• Activity:
Retype each line exactly as it stands, beginning at the first line of the material and finishing with the line that contains "does it lie?".

• Entries supplied:
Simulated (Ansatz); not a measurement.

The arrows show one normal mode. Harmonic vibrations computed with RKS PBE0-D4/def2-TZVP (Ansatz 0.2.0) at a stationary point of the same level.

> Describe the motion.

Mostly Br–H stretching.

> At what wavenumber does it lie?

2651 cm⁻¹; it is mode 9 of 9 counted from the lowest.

• Task output:
Simulated (Ansatz); not a measurement.

The arrows show one normal mode. Harmonic vibrations computed with RKS PBE0-D4/def2-TZVP (Ansatz 0.2.0) at a stationary point of the same level.

> Describe the motion.

Mostly Br–H stretching.

> At what wavenumber does it lie?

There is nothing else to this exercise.